──────── Information given

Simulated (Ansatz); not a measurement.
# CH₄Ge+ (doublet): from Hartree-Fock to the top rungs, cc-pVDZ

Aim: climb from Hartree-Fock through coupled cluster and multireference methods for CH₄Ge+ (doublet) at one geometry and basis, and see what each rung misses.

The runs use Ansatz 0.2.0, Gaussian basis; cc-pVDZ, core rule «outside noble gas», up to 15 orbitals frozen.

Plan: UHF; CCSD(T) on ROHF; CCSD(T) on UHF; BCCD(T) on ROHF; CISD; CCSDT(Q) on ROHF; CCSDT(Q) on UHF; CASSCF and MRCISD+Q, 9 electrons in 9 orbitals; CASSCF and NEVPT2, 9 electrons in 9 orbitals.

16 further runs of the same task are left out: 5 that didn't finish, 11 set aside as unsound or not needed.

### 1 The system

────────────────

When copying the data above, keep every line exactly as written.

Simulated (Ansatz); not a measurement.
# CH₄Ge+ (doublet): from Hartree-Fock to the top rungs, cc-pVDZ

Aim: climb from Hartree-Fock through coupled cluster and multireference methods for CH₄Ge+ (doublet) at one geometry and basis, and see what each rung misses.

The runs use Ansatz 0.2.0, Gaussian basis; cc-pVDZ, core rule «outside noble gas», up to 15 orbitals frozen.

Plan: UHF; CCSD(T) on ROHF; CCSD(T) on UHF; BCCD(T) on ROHF; CISD; CCSDT(Q) on ROHF; CCSDT(Q) on UHF; CASSCF and MRCISD+Q, 9 electrons in 9 orbitals; CASSCF and NEVPT2, 9 electrons in 9 orbitals.

16 further runs of the same task are left out: 5 that didn't finish, 11 set aside as unsound or not needed.

### 1 The system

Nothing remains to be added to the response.